(EXTRACTED RECORDS begins)

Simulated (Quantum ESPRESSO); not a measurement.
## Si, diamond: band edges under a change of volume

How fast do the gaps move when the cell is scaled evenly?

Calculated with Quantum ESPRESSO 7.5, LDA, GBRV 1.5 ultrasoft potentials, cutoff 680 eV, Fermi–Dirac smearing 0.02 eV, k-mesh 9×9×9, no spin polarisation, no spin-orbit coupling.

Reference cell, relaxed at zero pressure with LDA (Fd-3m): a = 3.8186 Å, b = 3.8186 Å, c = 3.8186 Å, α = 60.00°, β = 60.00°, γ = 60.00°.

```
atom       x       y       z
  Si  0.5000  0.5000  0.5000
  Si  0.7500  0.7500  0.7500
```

(EXTRACTED RECORDS ends)

WORK ORDER -> Make an exact copy of the data above.

RESULT ->
Simulated (Quantum ESPRESSO); not a measurement.
## Si, diamond: band edges under a change of volume

How fast do the gaps move when the cell is scaled evenly?

Calculated with Quantum ESPRESSO 7.5, LDA, GBRV 1.5 ultrasoft potentials, cutoff 680 eV, Fermi–Dirac smearing 0.02 eV, k-mesh 9×9×9, no spin polarisation, no spin-orbit coupling.

Reference cell, relaxed at zero pressure with LDA (Fd-3m): a = 3.8186 Å, b = 3.8186 Å, c = 3.8186 Å, α = 60.00°, β = 60.00°, γ = 60.00°.

```
atom       x       y       z
  Si  0.5000  0.5000  0.5000
  Si  0.7500  0.7500  0.7500
```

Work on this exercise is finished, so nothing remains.